• • • • •

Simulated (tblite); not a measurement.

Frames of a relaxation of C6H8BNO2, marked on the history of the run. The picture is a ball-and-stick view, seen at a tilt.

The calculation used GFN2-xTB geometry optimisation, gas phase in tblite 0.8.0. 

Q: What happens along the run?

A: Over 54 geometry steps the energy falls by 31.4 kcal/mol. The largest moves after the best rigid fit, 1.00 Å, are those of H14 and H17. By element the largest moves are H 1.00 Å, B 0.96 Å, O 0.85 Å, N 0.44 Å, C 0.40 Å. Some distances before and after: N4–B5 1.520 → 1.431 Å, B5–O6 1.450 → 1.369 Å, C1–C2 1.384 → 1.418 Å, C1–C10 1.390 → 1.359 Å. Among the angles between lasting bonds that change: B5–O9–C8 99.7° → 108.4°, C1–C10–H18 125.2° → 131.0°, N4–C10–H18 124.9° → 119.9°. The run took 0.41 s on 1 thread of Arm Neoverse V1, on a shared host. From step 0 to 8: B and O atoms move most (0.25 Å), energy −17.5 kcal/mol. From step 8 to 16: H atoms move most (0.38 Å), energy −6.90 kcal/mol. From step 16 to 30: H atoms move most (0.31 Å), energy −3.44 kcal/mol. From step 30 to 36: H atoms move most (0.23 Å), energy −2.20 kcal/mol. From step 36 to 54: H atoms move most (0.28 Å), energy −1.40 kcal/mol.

• • • • •

> [Work item]:
Retype every line up to and including the one that contains "The calculation used", beginning at the first line of the records, with no edits.

> [Reply]:
Simulated (tblite); not a measurement.

Frames of a relaxation of C6H8BNO2, marked on the history of the run. The picture is a ball-and-stick view, seen at a tilt.

The calculation used GFN2-xTB geometry optimisation, gas phase in tblite 0.8.0. 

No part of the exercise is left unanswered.